### ASSIGNED TASK:
The answer must consist only of the lines from the line with "Its results: band" to the line with "pressure 0.8 GPa.", both included, exactly as they stand below.

____________
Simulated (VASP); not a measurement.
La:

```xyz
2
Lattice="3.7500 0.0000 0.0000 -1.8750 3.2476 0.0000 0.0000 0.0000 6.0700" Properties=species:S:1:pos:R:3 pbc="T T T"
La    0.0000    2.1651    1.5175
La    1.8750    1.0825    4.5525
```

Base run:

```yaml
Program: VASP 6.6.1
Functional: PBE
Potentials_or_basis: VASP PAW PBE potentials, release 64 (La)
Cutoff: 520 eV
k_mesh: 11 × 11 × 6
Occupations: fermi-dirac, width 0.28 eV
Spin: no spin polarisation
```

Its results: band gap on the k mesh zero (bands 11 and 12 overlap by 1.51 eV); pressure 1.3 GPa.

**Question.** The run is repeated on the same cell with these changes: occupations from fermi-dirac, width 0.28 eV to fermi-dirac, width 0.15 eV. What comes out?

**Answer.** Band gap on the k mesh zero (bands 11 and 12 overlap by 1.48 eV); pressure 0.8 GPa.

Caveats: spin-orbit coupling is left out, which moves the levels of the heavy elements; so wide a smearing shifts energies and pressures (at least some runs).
____________

### WRITTEN SOLUTION:
Its results: band gap on the k mesh zero (bands 11 and 12 overlap by 1.51 eV); pressure 1.3 GPa.

**Question.** The run is repeated on the same cell with these changes: occupations from fermi-dirac, width 0.28 eV to fermi-dirac, width 0.15 eV. What comes out?

**Answer.** Band gap on the k mesh zero (bands 11 and 12 overlap by 1.48 eV); pressure 0.8 GPa.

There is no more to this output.